TASK ITEM:
Would you write out all of the records that follow, exactly as they stand?

RECORDED DATA:
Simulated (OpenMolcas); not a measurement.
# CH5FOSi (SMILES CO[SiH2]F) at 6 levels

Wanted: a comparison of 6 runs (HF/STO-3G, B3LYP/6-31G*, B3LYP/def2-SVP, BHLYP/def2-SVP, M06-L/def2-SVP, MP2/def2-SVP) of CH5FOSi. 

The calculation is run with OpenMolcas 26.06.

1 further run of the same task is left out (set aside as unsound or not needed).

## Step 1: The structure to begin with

RESPONSE AREA:
Simulated (OpenMolcas); not a measurement.
# CH5FOSi (SMILES CO[SiH2]F) at 6 levels

Wanted: a comparison of 6 runs (HF/STO-3G, B3LYP/6-31G*, B3LYP/def2-SVP, BHLYP/def2-SVP, M06-L/def2-SVP, MP2/def2-SVP) of CH5FOSi. 

The calculation is run with OpenMolcas 26.06.

1 further run of the same task is left out (set aside as unsound or not needed).

## Step 1: The structure to begin with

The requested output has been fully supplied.